* Entries shown:
= = =

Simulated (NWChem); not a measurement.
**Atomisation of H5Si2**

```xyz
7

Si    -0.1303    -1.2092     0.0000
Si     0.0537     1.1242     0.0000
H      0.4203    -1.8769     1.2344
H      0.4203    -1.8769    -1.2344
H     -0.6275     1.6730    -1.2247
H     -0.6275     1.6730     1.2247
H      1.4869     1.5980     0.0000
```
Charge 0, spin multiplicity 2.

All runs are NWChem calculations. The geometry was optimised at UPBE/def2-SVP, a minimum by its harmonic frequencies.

= = =

* Work instruction:
Repeat the entire listing above, keeping every line exactly the same.

* Response area:
Simulated (NWChem); not a measurement.
**Atomisation of H5Si2**

```xyz
7

Si    -0.1303    -1.2092     0.0000
Si     0.0537     1.1242     0.0000
H      0.4203    -1.8769     1.2344
H      0.4203    -1.8769    -1.2344
H     -0.6275     1.6730    -1.2247
H     -0.6275     1.6730     1.2247
H      1.4869     1.5980     0.0000
```
Charge 0, spin multiplicity 2.

All runs are NWChem calculations. The geometry was optimised at UPBE/def2-SVP, a minimum by its harmonic frequencies.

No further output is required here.